## BRIEF
When you reach the line with "## 3. Shieldings" in the listing below, transcribe it and each line after it up to and including the line with "Level of this", exactly and with nothing else.

--------------------------------------------------

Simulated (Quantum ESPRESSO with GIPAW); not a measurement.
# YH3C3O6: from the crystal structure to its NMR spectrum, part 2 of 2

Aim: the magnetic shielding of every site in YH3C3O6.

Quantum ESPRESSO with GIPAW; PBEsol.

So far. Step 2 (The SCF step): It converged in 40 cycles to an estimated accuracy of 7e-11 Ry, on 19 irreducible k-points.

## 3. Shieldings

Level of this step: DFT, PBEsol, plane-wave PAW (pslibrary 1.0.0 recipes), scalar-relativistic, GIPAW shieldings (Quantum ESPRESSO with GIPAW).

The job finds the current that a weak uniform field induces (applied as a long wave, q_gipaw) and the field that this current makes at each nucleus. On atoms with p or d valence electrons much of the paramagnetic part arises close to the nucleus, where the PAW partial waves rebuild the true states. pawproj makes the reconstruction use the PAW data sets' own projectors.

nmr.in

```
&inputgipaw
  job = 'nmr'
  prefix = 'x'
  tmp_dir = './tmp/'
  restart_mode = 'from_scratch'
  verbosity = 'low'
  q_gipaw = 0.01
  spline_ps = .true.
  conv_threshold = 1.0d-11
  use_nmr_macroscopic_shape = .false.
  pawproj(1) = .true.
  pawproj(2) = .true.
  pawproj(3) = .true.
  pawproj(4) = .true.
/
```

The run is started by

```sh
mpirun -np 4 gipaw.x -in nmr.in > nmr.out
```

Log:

--------------------------------------------------

## YOUR RESPONSE
## 3. Shieldings

Level of this step: DFT, PBEsol, plane-wave PAW (pslibrary 1.0.0 recipes), scalar-relativistic, GIPAW shieldings (Quantum ESPRESSO with GIPAW).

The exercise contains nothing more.